***

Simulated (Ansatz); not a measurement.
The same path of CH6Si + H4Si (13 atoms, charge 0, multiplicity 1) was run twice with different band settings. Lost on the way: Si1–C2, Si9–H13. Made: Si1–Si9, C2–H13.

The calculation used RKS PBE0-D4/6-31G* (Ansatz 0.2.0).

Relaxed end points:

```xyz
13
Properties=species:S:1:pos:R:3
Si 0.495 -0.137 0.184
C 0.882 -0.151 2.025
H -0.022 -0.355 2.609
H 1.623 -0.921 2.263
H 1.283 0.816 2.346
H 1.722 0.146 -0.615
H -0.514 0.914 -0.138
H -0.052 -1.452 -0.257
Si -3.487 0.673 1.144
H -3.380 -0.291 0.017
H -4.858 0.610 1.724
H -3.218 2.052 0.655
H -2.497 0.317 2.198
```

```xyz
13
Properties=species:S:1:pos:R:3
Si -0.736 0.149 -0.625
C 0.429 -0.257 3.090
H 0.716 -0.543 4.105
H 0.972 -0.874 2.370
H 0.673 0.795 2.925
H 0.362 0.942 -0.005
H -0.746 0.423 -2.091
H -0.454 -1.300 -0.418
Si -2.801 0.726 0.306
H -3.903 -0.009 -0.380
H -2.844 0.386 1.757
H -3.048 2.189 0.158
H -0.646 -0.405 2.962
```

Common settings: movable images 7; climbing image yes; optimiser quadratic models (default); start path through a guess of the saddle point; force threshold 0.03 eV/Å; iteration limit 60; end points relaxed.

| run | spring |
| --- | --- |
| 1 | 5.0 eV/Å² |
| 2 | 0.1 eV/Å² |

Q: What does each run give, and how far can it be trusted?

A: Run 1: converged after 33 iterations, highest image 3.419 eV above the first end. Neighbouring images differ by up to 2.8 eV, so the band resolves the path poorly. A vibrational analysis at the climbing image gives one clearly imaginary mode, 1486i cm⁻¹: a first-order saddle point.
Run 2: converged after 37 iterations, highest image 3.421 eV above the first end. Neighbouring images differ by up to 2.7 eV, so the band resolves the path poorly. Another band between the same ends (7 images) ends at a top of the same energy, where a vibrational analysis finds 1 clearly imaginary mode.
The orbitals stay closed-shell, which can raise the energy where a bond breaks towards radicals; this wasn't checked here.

***

(ASSIGNED TASK)
The required answer is the exact run of lines above starting at the line with "run | spring |" and ending at the line with "A: Run 1: converged", with both ends present.

(WRITTEN ANSWER)
| run | spring |
| --- | --- |
| 1 | 5.0 eV/Å² |
| 2 | 0.1 eV/Å² |

Q: What does each run give, and how far can it be trusted?

A: Run 1: converged after 33 iterations, highest image 3.419 eV above the first end. Neighbouring images differ by up to 2.8 eV, so the band resolves the path poorly. A vibrational analysis at the climbing image gives one clearly imaginary mode, 1486i cm⁻¹: a first-order saddle point.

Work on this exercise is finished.